++++ Material shown ++++

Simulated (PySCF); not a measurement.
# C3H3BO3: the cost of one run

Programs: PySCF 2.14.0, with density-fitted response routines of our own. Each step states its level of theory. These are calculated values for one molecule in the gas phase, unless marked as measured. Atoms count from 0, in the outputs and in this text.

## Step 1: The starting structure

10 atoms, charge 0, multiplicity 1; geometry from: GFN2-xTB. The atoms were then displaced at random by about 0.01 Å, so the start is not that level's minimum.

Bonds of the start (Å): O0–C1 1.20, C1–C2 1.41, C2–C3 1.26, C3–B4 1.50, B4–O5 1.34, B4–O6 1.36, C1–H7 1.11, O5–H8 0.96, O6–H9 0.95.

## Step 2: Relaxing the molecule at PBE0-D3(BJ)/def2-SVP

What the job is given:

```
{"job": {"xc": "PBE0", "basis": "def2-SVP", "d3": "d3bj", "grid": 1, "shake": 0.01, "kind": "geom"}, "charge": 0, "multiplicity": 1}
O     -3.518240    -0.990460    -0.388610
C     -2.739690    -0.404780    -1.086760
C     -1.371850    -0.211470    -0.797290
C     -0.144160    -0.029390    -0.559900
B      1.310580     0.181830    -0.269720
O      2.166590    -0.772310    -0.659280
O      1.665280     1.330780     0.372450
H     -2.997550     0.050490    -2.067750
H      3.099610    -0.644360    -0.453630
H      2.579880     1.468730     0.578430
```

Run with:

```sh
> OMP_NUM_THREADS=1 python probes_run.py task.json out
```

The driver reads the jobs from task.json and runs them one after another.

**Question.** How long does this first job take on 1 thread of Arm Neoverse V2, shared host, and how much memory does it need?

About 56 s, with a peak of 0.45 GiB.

++++

> Assigned task: From the entries above, give again exactly the lines running from the line with "## Step 1: The starting structure" to the line with "does it need?"; include both of those lines.

> Response area:
## Step 1: The starting structure

10 atoms, charge 0, multiplicity 1; geometry from: GFN2-xTB. The atoms were then displaced at random by about 0.01 Å, so the start is not that level's minimum.

Bonds of the start (Å): O0–C1 1.20, C1–C2 1.41, C2–C3 1.26, C3–B4 1.50, B4–O5 1.34, B4–O6 1.36, C1–H7 1.11, O5–H8 0.96, O6–H9 0.95.

## Step 2: Relaxing the molecule at PBE0-D3(BJ)/def2-SVP

What the job is given:

```
{"job": {"xc": "PBE0", "basis": "def2-SVP", "d3": "d3bj", "grid": 1, "shake": 0.01, "kind": "geom"}, "charge": 0, "multiplicity": 1}
O     -3.518240    -0.990460    -0.388610
C     -2.739690    -0.404780    -1.086760
C     -1.371850    -0.211470    -0.797290
C     -0.144160    -0.029390    -0.559900
B      1.310580     0.181830    -0.269720
O      2.166590    -0.772310    -0.659280
O      1.665280     1.330780     0.372450
H     -2.997550     0.050490    -2.067750
H      3.099610    -0.644360    -0.453630
H      2.579880     1.468730     0.578430
```

Run with:

```sh
> OMP_NUM_THREADS=1 python probes_run.py task.json out
```

The driver reads the jobs from task.json and runs them one after another.

**Question.** How long does this first job take on 1 thread of Arm Neoverse V2, shared host, and how much memory does it need?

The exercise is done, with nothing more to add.